--------------------------------
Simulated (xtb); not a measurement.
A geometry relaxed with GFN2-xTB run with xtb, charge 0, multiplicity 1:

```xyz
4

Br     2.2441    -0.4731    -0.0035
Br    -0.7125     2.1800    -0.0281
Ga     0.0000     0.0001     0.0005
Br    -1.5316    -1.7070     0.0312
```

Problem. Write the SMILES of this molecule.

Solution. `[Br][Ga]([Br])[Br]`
--------------------------------

Requirement |
Repeat the whole listing exactly, with no omissions.

Response box |
Simulated (xtb); not a measurement.
A geometry relaxed with GFN2-xTB run with xtb, charge 0, multiplicity 1:

```xyz
4

Br     2.2441    -0.4731    -0.0035
Br    -0.7125     2.1800    -0.0281
Ga     0.0000     0.0001     0.0005
Br    -1.5316    -1.7070     0.0312
```

Problem. Write the SMILES of this molecule.

Solution. `[Br][Ga]([Br])[Br]`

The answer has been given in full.